▶ _WORK REQUEST_
Exactly the lines below from the one with "One table from" up to and including the one with "## The relaxed structure" make up the answer, with nothing else added.

▶ _STORED DATA_
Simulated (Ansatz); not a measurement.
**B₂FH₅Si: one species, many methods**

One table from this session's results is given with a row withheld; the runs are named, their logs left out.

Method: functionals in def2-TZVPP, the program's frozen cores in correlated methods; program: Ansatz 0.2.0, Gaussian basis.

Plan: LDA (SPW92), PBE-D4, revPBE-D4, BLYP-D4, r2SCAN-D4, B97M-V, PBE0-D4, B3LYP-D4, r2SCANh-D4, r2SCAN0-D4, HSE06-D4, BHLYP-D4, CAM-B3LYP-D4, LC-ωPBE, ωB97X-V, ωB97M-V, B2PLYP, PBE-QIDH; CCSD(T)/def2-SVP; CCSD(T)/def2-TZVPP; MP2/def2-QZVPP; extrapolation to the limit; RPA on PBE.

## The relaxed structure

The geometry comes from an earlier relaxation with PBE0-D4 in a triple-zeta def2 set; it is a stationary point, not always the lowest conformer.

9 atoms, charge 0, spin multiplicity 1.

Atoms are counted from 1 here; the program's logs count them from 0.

▶ _PROBLEM SOLUTION_
One table from this session's results is given with a row withheld; the runs are named, their logs left out.

Method: functionals in def2-TZVPP, the program's frozen cores in correlated methods; program: Ansatz 0.2.0, Gaussian basis.

Plan: LDA (SPW92), PBE-D4, revPBE-D4, BLYP-D4, r2SCAN-D4, B97M-V, PBE0-D4, B3LYP-D4, r2SCANh-D4, r2SCAN0-D4, HSE06-D4, BHLYP-D4, CAM-B3LYP-D4, LC-ωPBE, ωB97X-V, ωB97M-V, B2PLYP, PBE-QIDH; CCSD(T)/def2-SVP; CCSD(T)/def2-TZVPP; MP2/def2-QZVPP; extrapolation to the limit; RPA on PBE.

## The relaxed structure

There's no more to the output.